» **WORK ORDER**
Exactly the lines from the start of the data below through the line containing "none | -3.6 | (b) |" must be returned, and no others.

════════════════

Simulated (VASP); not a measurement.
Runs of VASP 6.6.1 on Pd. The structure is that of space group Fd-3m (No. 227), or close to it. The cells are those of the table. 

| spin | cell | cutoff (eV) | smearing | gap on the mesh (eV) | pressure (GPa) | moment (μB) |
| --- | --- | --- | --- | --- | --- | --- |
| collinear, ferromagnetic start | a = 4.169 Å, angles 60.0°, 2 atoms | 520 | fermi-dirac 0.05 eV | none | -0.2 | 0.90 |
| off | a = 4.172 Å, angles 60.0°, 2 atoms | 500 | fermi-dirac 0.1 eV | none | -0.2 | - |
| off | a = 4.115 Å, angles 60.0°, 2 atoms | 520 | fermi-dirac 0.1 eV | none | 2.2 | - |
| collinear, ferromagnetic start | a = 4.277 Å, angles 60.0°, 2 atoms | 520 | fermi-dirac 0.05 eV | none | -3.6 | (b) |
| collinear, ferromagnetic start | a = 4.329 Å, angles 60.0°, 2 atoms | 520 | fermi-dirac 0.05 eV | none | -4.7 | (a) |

════════════════

» **TASK RESULT**
Simulated (VASP); not a measurement.
Runs of VASP 6.6.1 on Pd. The structure is that of space group Fd-3m (No. 227), or close to it. The cells are those of the table. 

| spin | cell | cutoff (eV) | smearing | gap on the mesh (eV) | pressure (GPa) | moment (μB) |
| --- | --- | --- | --- | --- | --- | --- |
| collinear, ferromagnetic start | a = 4.169 Å, angles 60.0°, 2 atoms | 520 | fermi-dirac 0.05 eV | none | -0.2 | 0.90 |
| off | a = 4.172 Å, angles 60.0°, 2 atoms | 500 | fermi-dirac 0.1 eV | none | -0.2 | - |
| off | a = 4.115 Å, angles 60.0°, 2 atoms | 520 | fermi-dirac 0.1 eV | none | 2.2 | - |
| collinear, ferromagnetic start | a = 4.277 Å, angles 60.0°, 2 atoms | 520 | fermi-dirac 0.05 eV | none | -3.6 | (b) |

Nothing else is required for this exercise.